*Work task*:
Give the records once more, exactly as they stand.

-------- Supplied data --------

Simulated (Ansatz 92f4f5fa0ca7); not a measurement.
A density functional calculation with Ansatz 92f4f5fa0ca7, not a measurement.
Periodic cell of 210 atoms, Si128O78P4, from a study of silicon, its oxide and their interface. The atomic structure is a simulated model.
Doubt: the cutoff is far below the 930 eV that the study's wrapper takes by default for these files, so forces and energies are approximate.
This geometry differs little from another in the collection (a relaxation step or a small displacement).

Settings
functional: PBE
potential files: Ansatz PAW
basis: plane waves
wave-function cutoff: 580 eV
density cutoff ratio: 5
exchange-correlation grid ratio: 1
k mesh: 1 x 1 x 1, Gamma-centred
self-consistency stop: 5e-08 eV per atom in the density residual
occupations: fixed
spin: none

--------

*Answer box*:
Simulated (Ansatz 92f4f5fa0ca7); not a measurement.
A density functional calculation with Ansatz 92f4f5fa0ca7, not a measurement.
Periodic cell of 210 atoms, Si128O78P4, from a study of silicon, its oxide and their interface. The atomic structure is a simulated model.
Doubt: the cutoff is far below the 930 eV that the study's wrapper takes by default for these files, so forces and energies are approximate.
This geometry differs little from another in the collection (a relaxation step or a small displacement).

Settings
functional: PBE
potential files: Ansatz PAW
basis: plane waves
wave-function cutoff: 580 eV
density cutoff ratio: 5
exchange-correlation grid ratio: 1
k mesh: 1 x 1 x 1, Gamma-centred
self-consistency stop: 5e-08 eV per atom in the density residual
occupations: fixed
spin: none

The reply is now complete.